### Brief
The entries should be written out again exactly as they read.

Provided information Block Start

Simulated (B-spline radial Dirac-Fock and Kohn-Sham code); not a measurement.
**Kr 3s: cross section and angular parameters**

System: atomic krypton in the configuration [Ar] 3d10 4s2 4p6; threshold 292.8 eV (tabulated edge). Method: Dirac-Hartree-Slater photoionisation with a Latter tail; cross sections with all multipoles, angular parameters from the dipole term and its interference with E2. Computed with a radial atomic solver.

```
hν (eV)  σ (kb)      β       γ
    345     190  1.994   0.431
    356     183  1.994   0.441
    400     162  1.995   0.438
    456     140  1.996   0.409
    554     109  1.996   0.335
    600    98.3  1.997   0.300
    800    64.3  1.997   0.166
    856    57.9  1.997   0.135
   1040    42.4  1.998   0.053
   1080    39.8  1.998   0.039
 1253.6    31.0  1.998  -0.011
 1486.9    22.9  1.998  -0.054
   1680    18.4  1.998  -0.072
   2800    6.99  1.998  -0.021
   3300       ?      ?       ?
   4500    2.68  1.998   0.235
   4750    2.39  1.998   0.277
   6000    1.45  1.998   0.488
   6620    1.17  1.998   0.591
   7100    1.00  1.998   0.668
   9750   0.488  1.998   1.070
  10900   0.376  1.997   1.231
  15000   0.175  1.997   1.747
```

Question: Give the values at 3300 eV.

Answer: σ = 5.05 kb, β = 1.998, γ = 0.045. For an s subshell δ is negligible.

Provided information Block End

### Task output
Simulated (B-spline radial Dirac-Fock and Kohn-Sham code); not a measurement.
**Kr 3s: cross section and angular parameters**

System: atomic krypton in the configuration [Ar] 3d10 4s2 4p6; threshold 292.8 eV (tabulated edge). Method: Dirac-Hartree-Slater photoionisation with a Latter tail; cross sections with all multipoles, angular parameters from the dipole term and its interference with E2. Computed with a radial atomic solver.

```
hν (eV)  σ (kb)      β       γ
    345     190  1.994   0.431
    356     183  1.994   0.441
    400     162  1.995   0.438
    456     140  1.996   0.409
    554     109  1.996   0.335
    600    98.3  1.997   0.300
    800    64.3  1.997   0.166
    856    57.9  1.997   0.135
   1040    42.4  1.998   0.053
   1080    39.8  1.998   0.039
 1253.6    31.0  1.998  -0.011
 1486.9    22.9  1.998  -0.054
   1680    18.4  1.998  -0.072
   2800    6.99  1.998  -0.021
   3300       ?      ?       ?
   4500    2.68  1.998   0.235
   4750    2.39  1.998   0.277
   6000    1.45  1.998   0.488
   6620    1.17  1.998   0.591
   7100    1.00  1.998   0.668
   9750   0.488  1.998   1.070
  10900   0.376  1.997   1.231
  15000   0.175  1.997   1.747
```

Question: Give the values at 3300 eV.

Answer: σ = 5.05 kb, β = 1.998, γ = 0.045. For an s subshell δ is negligible.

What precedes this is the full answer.